Work order.
Return the following from the records below: each line, word for word, starting with the line that contains "2 further runs" and going on through the line that contains "The species is", with nothing outside that range.

= Beginning of Section =

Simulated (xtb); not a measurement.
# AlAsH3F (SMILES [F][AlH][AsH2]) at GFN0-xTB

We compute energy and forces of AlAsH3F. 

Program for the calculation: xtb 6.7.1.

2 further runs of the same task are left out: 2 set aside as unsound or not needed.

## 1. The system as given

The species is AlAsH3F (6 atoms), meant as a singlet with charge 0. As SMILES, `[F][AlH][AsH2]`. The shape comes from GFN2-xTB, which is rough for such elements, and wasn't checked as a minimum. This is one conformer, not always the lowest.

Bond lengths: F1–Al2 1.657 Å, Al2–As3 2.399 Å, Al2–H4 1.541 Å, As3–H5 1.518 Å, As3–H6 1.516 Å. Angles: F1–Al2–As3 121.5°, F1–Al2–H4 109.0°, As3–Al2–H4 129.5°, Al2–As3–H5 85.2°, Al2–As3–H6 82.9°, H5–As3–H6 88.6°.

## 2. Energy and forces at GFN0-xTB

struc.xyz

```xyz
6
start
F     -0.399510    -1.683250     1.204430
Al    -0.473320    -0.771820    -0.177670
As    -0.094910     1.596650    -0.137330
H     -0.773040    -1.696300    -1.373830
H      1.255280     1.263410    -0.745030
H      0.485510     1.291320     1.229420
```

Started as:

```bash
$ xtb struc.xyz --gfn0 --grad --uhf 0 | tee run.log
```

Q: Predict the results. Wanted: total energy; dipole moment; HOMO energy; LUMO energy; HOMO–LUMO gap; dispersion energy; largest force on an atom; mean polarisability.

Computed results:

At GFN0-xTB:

= End of Section =

Your response.
2 further runs of the same task are left out: 2 set aside as unsound or not needed.

## 1. The system as given

The species is AlAsH3F (6 atoms), meant as a singlet with charge 0. As SMILES, `[F][AlH][AsH2]`. The shape comes from GFN2-xTB, which is rough for such elements, and wasn't checked as a minimum. This is one conformer, not always the lowest.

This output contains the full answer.